WORK ITEM: Restate each entry word for word. Keep every detail intact.

============================================================
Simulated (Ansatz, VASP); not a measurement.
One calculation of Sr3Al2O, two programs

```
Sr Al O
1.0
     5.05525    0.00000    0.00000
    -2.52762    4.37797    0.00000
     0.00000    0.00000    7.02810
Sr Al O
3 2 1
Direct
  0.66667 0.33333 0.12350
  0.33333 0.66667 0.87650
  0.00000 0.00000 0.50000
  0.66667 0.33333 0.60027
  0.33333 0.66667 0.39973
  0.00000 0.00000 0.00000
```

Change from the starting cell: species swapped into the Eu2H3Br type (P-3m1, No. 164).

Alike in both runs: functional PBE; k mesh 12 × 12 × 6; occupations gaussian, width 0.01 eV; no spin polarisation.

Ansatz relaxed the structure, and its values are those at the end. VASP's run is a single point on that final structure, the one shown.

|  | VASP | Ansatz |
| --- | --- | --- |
============================================================

RESULT:
Simulated (Ansatz, VASP); not a measurement.
One calculation of Sr3Al2O, two programs

```
Sr Al O
1.0
     5.05525    0.00000    0.00000
    -2.52762    4.37797    0.00000
     0.00000    0.00000    7.02810
Sr Al O
3 2 1
Direct
  0.66667 0.33333 0.12350
  0.33333 0.66667 0.87650
  0.00000 0.00000 0.50000
  0.66667 0.33333 0.60027
  0.33333 0.66667 0.39973
  0.00000 0.00000 0.00000
```

Change from the starting cell: species swapped into the Eu2H3Br type (P-3m1, No. 164).

Alike in both runs: functional PBE; k mesh 12 × 12 × 6; occupations gaussian, width 0.01 eV; no spin polarisation.

Ansatz relaxed the structure, and its values are those at the end. VASP's run is a single point on that final structure, the one shown.

|  | VASP | Ansatz |
| --- | --- | --- |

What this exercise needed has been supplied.